**WORK TASK:** Copy every record that follows, word for word.

○ ○ ○ ○ ○

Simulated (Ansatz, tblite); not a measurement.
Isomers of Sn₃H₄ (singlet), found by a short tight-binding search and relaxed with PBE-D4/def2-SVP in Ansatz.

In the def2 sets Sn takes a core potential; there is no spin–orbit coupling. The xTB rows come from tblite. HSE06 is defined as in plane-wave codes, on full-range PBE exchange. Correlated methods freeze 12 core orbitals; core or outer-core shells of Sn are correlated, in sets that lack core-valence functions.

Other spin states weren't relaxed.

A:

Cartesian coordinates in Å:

○ ○ ○ ○ ○

**EXERCISE RESPONSE:**
Simulated (Ansatz, tblite); not a measurement.
Isomers of Sn₃H₄ (singlet), found by a short tight-binding search and relaxed with PBE-D4/def2-SVP in Ansatz.

In the def2 sets Sn takes a core potential; there is no spin–orbit coupling. The xTB rows come from tblite. HSE06 is defined as in plane-wave codes, on full-range PBE exchange. Correlated methods freeze 12 core orbitals; core or outer-core shells of Sn are correlated, in sets that lack core-valence functions.

Other spin states weren't relaxed.

A:

Cartesian coordinates in Å:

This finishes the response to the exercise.